▬▬▬▬▬▬▬▬▬▬

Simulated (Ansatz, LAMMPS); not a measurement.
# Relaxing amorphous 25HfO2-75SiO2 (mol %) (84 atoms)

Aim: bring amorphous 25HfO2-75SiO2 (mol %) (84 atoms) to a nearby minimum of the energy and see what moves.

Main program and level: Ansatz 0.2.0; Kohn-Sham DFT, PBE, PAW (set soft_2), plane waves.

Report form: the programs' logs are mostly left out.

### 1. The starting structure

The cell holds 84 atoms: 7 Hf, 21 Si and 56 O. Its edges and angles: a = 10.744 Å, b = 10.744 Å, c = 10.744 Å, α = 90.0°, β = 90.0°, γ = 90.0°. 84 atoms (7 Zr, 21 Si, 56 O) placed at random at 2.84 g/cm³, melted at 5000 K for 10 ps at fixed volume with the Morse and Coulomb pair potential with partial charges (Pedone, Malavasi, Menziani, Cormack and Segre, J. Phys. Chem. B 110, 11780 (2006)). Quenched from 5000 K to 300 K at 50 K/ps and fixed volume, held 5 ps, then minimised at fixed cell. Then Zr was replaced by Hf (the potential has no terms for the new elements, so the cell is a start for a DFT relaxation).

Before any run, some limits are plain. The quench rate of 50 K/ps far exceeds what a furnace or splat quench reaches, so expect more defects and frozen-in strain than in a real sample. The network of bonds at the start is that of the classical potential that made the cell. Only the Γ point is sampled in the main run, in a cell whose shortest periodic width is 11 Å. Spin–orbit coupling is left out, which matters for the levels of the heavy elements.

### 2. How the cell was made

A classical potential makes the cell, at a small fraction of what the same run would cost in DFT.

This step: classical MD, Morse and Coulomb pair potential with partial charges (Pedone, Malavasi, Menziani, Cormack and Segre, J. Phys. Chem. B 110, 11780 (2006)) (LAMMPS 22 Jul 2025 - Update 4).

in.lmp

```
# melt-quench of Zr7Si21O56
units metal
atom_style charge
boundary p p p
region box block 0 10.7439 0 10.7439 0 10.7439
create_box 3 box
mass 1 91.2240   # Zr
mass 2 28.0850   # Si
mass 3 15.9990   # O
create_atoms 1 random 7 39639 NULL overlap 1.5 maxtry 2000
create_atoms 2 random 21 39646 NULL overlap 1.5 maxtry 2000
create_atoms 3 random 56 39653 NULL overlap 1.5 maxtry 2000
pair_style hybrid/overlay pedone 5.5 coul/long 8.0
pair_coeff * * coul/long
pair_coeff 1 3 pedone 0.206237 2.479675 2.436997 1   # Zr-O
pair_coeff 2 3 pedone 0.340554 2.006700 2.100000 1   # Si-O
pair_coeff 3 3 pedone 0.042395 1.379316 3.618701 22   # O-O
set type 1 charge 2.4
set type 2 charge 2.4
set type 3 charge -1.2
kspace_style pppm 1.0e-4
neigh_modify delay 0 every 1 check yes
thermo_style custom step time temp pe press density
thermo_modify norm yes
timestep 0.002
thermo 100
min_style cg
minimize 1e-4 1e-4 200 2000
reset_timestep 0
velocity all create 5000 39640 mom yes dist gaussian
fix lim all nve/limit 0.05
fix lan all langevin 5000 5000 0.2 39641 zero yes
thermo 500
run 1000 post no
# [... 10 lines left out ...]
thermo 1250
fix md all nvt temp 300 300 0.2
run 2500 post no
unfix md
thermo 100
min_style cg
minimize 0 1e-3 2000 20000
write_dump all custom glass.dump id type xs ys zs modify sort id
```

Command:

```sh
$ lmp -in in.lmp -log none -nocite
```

▬▬▬▬▬▬▬▬▬▬

• _Work item_
Look at the material above and copy, word for word, its lines from the first through the one containing "### 1. The starting structure".

• _Problem solution_
Simulated (Ansatz, LAMMPS); not a measurement.
# Relaxing amorphous 25HfO2-75SiO2 (mol %) (84 atoms)

Aim: bring amorphous 25HfO2-75SiO2 (mol %) (84 atoms) to a nearby minimum of the energy and see what moves.

Main program and level: Ansatz 0.2.0; Kohn-Sham DFT, PBE, PAW (set soft_2), plane waves.

Report form: the programs' logs are mostly left out.

### 1. The starting structure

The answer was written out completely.